- [REQUIRED ACTION]
Restate every line of the material, word for word.

- [ENTRIES SHOWN]
______________________________
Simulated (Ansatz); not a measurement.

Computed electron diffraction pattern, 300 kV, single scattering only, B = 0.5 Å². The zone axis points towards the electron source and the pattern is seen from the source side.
______________________________

- [ANSWER AREA]
Simulated (Ansatz); not a measurement.

Computed electron diffraction pattern, 300 kV, single scattering only, B = 0.5 Å². The zone axis points towards the electron source and the pattern is seen from the source side.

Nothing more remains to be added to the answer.